● **Given entries**:
########

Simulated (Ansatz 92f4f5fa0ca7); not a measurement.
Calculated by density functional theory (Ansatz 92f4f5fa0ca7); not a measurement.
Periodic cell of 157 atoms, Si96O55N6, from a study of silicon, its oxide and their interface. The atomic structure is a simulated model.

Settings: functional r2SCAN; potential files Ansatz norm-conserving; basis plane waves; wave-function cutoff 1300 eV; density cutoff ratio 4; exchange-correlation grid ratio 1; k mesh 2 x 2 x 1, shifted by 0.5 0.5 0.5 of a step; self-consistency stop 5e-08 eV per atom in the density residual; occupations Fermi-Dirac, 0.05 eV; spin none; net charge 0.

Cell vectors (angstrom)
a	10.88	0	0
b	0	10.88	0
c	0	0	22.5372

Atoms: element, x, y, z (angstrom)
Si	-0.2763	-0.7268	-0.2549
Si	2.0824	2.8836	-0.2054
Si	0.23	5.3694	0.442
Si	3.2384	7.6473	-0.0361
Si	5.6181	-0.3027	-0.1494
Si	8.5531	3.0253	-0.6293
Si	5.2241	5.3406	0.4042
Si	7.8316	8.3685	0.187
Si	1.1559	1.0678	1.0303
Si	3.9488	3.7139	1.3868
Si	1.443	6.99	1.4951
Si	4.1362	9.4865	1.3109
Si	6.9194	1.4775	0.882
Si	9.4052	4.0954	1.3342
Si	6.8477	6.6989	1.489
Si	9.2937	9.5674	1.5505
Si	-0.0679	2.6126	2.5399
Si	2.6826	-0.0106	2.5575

########

● **Brief**: Exact repetition of every record is required.

● **Your response**:
Simulated (Ansatz 92f4f5fa0ca7); not a measurement.
Calculated by density functional theory (Ansatz 92f4f5fa0ca7); not a measurement.
Periodic cell of 157 atoms, Si96O55N6, from a study of silicon, its oxide and their interface. The atomic structure is a simulated model.

Settings: functional r2SCAN; potential files Ansatz norm-conserving; basis plane waves; wave-function cutoff 1300 eV; density cutoff ratio 4; exchange-correlation grid ratio 1; k mesh 2 x 2 x 1, shifted by 0.5 0.5 0.5 of a step; self-consistency stop 5e-08 eV per atom in the density residual; occupations Fermi-Dirac, 0.05 eV; spin none; net charge 0.

Cell vectors (angstrom)
a	10.88	0	0
b	0	10.88	0
c	0	0	22.5372

Atoms: element, x, y, z (angstrom)
Si	-0.2763	-0.7268	-0.2549
Si	2.0824	2.8836	-0.2054
Si	0.23	5.3694	0.442
Si	3.2384	7.6473	-0.0361
Si	5.6181	-0.3027	-0.1494
Si	8.5531	3.0253	-0.6293
Si	5.2241	5.3406	0.4042
Si	7.8316	8.3685	0.187
Si	1.1559	1.0678	1.0303
Si	3.9488	3.7139	1.3868
Si	1.443	6.99	1.4951
Si	4.1362	9.4865	1.3109
Si	6.9194	1.4775	0.882
Si	9.4052	4.0954	1.3342
Si	6.8477	6.6989	1.489
Si	9.2937	9.5674	1.5505
Si	-0.0679	2.6126	2.5399
Si	2.6826	-0.0106	2.5575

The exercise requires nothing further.